» Work request:
After finding the line containing "Solution. It keeps" below, please output that line and each following one through the line containing "Problem. What are", exactly as written.

» Dataset extract:
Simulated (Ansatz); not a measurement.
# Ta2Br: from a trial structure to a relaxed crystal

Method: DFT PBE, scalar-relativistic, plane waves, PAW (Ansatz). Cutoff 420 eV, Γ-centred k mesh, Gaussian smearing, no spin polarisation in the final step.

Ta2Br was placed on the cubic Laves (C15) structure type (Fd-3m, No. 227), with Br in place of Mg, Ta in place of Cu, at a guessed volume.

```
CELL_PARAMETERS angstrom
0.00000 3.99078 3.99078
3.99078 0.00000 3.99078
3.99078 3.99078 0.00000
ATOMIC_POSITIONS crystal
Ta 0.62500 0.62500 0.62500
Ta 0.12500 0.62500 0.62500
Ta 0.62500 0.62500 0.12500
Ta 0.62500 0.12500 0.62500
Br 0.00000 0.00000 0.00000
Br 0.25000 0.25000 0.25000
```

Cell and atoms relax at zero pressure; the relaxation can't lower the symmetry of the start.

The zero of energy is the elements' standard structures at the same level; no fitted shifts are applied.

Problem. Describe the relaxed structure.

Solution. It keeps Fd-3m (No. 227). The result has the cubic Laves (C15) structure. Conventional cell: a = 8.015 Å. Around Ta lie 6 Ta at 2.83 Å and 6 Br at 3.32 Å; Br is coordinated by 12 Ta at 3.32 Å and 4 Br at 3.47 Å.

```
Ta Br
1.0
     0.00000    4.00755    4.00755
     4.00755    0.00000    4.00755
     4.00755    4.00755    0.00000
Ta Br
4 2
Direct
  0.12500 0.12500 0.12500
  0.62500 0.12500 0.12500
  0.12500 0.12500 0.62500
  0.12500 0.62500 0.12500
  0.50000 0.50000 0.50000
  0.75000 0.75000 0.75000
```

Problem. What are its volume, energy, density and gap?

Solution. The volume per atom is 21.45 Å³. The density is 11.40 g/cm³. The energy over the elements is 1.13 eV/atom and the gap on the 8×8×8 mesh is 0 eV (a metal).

» Answer section:
Solution. It keeps Fd-3m (No. 227). The result has the cubic Laves (C15) structure. Conventional cell: a = 8.015 Å. Around Ta lie 6 Ta at 2.83 Å and 6 Br at 3.32 Å; Br is coordinated by 12 Ta at 3.32 Å and 4 Br at 3.47 Å.

```
Ta Br
1.0
     0.00000    4.00755    4.00755
     4.00755    0.00000    4.00755
     4.00755    4.00755    0.00000
Ta Br
4 2
Direct
  0.12500 0.12500 0.12500
  0.62500 0.12500 0.12500
  0.12500 0.12500 0.62500
  0.12500 0.62500 0.12500
  0.50000 0.50000 0.50000
  0.75000 0.75000 0.75000
```

Problem. What are its volume, energy, density and gap?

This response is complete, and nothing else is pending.